:: Information provided ::
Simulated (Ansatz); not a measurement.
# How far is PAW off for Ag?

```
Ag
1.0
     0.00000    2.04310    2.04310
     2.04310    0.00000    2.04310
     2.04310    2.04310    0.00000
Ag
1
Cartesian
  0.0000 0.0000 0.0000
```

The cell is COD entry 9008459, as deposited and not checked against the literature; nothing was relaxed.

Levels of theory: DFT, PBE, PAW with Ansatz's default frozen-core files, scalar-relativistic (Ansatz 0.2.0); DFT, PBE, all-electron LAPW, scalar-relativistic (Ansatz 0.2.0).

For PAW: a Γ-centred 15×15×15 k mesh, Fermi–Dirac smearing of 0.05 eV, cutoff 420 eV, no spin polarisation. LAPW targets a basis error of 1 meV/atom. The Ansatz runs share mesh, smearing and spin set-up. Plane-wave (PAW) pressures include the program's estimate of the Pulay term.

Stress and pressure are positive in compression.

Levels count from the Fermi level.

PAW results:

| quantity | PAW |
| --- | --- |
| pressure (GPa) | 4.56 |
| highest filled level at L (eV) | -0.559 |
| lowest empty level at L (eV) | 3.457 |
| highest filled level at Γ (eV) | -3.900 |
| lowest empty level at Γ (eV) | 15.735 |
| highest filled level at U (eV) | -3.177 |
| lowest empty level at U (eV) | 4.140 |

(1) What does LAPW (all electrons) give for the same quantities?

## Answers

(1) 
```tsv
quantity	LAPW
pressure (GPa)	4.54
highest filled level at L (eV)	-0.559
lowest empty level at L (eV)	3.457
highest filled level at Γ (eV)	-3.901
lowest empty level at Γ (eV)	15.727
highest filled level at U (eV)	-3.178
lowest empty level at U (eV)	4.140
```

:: Exercise ::
All that is wanted is an exact copy of the lines above from the one with "# How far is PAW off for Ag?" through the one with "The cell is", with both ends included.

:: Expected answer ::
# How far is PAW off for Ag?

```
Ag
1.0
     0.00000    2.04310    2.04310
     2.04310    0.00000    2.04310
     2.04310    2.04310    0.00000
Ag
1
Cartesian
  0.0000 0.0000 0.0000
```

The cell is COD entry 9008459, as deposited and not checked against the literature; nothing was relaxed.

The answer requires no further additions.